▸ **Assigned task**: Would you repeat every line below exactly, please?

▸ **Data supplied**:
════════

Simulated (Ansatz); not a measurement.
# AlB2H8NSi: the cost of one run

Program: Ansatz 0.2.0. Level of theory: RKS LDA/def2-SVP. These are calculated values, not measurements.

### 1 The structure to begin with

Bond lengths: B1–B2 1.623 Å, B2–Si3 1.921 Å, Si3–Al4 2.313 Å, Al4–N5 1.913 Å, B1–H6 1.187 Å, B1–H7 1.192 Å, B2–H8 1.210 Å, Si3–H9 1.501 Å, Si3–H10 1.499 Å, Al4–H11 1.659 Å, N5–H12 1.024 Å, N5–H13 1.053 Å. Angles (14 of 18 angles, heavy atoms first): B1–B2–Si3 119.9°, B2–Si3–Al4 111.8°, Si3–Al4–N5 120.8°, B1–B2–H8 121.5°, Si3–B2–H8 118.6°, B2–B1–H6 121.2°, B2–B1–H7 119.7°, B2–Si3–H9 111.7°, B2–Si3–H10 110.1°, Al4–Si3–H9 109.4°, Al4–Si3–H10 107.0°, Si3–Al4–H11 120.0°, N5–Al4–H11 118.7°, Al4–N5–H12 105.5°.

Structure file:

════════

▸ **Exercise result**:
Simulated (Ansatz); not a measurement.
# AlB2H8NSi: the cost of one run

Program: Ansatz 0.2.0. Level of theory: RKS LDA/def2-SVP. These are calculated values, not measurements.

### 1 The structure to begin with

Bond lengths: B1–B2 1.623 Å, B2–Si3 1.921 Å, Si3–Al4 2.313 Å, Al4–N5 1.913 Å, B1–H6 1.187 Å, B1–H7 1.192 Å, B2–H8 1.210 Å, Si3–H9 1.501 Å, Si3–H10 1.499 Å, Al4–H11 1.659 Å, N5–H12 1.024 Å, N5–H13 1.053 Å. Angles (14 of 18 angles, heavy atoms first): B1–B2–Si3 119.9°, B2–Si3–Al4 111.8°, Si3–Al4–N5 120.8°, B1–B2–H8 121.5°, Si3–B2–H8 118.6°, B2–B1–H6 121.2°, B2–B1–H7 119.7°, B2–Si3–H9 111.7°, B2–Si3–H10 110.1°, Al4–Si3–H9 109.4°, Al4–Si3–H10 107.0°, Si3–Al4–H11 120.0°, N5–Al4–H11 118.7°, Al4–N5–H12 105.5°.

Structure file:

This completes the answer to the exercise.